» **Information shown**
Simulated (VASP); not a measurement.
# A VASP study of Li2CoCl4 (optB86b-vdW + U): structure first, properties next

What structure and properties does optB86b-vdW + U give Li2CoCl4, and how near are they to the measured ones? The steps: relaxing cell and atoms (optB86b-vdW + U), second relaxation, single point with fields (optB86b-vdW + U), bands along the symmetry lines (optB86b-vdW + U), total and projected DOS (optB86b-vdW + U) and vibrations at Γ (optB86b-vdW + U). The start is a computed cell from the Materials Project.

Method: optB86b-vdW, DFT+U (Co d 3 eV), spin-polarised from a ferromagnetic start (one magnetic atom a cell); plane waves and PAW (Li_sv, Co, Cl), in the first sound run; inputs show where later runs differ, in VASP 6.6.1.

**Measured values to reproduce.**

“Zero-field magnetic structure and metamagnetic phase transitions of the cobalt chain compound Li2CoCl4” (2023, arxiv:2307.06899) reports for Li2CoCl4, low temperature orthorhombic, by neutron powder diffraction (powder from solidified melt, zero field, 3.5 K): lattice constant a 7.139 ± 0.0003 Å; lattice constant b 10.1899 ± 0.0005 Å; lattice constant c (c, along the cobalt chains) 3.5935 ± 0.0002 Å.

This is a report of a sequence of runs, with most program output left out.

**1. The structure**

» **Work request**
Copy range, inclusive: the line holding "What structure and" to the line holding "This is a report". Reproduce exactly those lines of the records above and no others.

» **Solution**
What structure and properties does optB86b-vdW + U give Li2CoCl4, and how near are they to the measured ones? The steps: relaxing cell and atoms (optB86b-vdW + U), second relaxation, single point with fields (optB86b-vdW + U), bands along the symmetry lines (optB86b-vdW + U), total and projected DOS (optB86b-vdW + U) and vibrations at Γ (optB86b-vdW + U). The start is a computed cell from the Materials Project.

Method: optB86b-vdW, DFT+U (Co d 3 eV), spin-polarised from a ferromagnetic start (one magnetic atom a cell); plane waves and PAW (Li_sv, Co, Cl), in the first sound run; inputs show where later runs differ, in VASP 6.6.1.

**Measured values to reproduce.**

“Zero-field magnetic structure and metamagnetic phase transitions of the cobalt chain compound Li2CoCl4” (2023, arxiv:2307.06899) reports for Li2CoCl4, low temperature orthorhombic, by neutron powder diffraction (powder from solidified melt, zero field, 3.5 K): lattice constant a 7.139 ± 0.0003 Å; lattice constant b 10.1899 ± 0.0005 Å; lattice constant c (c, along the cobalt chains) 3.5935 ± 0.0002 Å.

This is a report of a sequence of runs, with most program output left out.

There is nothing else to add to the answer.